─── DATASET EXCERPTS ───

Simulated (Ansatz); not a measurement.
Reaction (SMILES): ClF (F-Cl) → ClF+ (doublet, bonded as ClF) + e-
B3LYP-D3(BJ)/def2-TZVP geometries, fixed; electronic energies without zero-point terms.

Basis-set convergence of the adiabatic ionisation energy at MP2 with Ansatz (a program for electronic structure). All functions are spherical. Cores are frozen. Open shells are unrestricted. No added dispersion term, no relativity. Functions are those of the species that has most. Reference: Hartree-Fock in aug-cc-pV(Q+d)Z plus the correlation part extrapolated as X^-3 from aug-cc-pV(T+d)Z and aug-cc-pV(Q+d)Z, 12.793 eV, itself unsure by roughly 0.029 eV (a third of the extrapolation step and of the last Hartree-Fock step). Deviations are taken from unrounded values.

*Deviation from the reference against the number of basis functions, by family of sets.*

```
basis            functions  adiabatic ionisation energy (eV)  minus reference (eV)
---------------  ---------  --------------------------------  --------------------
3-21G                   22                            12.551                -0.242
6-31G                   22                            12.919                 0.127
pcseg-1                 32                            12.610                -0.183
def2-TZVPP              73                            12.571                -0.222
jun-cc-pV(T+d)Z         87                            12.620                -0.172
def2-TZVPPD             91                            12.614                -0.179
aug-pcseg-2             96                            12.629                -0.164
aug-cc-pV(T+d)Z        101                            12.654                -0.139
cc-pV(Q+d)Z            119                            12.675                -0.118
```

───

EXERCISE: The lines above, from the start of the records through the one containing "B3LYP-D3(BJ)/def2-TZVP geometries, fixed;", are to be printed exactly, and nothing else is to be included.

EXERCISE ANSWER:
Simulated (Ansatz); not a measurement.
Reaction (SMILES): ClF (F-Cl) → ClF+ (doublet, bonded as ClF) + e-
B3LYP-D3(BJ)/def2-TZVP geometries, fixed; electronic energies without zero-point terms.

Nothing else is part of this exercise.